## ACTIVITY
Please repeat the records exactly from their first line, finishing at the line containing "qzvpp-jkfit, spherical functions)**" and including it.

** RECORDS PROVIDED follows **

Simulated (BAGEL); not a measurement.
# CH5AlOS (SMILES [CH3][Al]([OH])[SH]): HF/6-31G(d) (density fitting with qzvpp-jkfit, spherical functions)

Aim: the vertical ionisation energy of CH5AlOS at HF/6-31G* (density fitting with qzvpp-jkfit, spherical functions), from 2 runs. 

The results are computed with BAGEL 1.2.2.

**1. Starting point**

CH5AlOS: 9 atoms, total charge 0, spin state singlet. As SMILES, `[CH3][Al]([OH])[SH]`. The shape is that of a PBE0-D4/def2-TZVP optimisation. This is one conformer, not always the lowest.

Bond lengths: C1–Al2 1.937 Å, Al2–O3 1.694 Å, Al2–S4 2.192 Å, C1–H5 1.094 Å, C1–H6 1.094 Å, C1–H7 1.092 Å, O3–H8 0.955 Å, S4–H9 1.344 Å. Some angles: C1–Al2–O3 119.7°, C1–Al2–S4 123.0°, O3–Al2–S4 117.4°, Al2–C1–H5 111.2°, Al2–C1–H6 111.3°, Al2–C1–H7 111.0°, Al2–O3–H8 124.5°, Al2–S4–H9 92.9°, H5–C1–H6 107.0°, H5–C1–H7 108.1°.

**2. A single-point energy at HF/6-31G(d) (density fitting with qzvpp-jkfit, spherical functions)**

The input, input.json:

** End of RECORDS PROVIDED **

## WRITTEN ANSWER
Simulated (BAGEL); not a measurement.
# CH5AlOS (SMILES [CH3][Al]([OH])[SH]): HF/6-31G(d) (density fitting with qzvpp-jkfit, spherical functions)

Aim: the vertical ionisation energy of CH5AlOS at HF/6-31G* (density fitting with qzvpp-jkfit, spherical functions), from 2 runs. 

The results are computed with BAGEL 1.2.2.

**1. Starting point**

CH5AlOS: 9 atoms, total charge 0, spin state singlet. As SMILES, `[CH3][Al]([OH])[SH]`. The shape is that of a PBE0-D4/def2-TZVP optimisation. This is one conformer, not always the lowest.

Bond lengths: C1–Al2 1.937 Å, Al2–O3 1.694 Å, Al2–S4 2.192 Å, C1–H5 1.094 Å, C1–H6 1.094 Å, C1–H7 1.092 Å, O3–H8 0.955 Å, S4–H9 1.344 Å. Some angles: C1–Al2–O3 119.7°, C1–Al2–S4 123.0°, O3–Al2–S4 117.4°, Al2–C1–H5 111.2°, Al2–C1–H6 111.3°, Al2–C1–H7 111.0°, Al2–O3–H8 124.5°, Al2–S4–H9 92.9°, H5–C1–H6 107.0°, H5–C1–H7 108.1°.

**2. A single-point energy at HF/6-31G(d) (density fitting with qzvpp-jkfit, spherical functions)**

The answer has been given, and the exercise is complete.